- WORK INSTRUCTION: Scan the records below for the line with "Change from the" and the line with "Alike in both". Repeat those two lines and every line between them exactly, and nothing else.

- DATA SHOWN:
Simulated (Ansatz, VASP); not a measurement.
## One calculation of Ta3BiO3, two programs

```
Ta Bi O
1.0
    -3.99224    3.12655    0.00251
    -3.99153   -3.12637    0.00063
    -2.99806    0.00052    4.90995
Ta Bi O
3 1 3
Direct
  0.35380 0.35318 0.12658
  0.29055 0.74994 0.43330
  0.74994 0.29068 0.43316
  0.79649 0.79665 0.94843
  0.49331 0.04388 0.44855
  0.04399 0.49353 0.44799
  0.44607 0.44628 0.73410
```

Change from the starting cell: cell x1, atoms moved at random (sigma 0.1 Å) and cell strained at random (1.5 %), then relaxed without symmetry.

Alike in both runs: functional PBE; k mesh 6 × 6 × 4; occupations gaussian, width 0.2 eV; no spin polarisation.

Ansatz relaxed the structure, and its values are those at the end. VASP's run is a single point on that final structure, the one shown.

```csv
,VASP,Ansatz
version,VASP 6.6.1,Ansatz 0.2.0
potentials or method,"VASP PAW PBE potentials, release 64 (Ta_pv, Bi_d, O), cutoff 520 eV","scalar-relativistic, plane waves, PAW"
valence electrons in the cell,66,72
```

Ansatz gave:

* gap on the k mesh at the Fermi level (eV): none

- WRITTEN RESPONSE:
Change from the starting cell: cell x1, atoms moved at random (sigma 0.1 Å) and cell strained at random (1.5 %), then relaxed without symmetry.

Alike in both runs: functional PBE; k mesh 6 × 6 × 4; occupations gaussian, width 0.2 eV; no spin polarisation.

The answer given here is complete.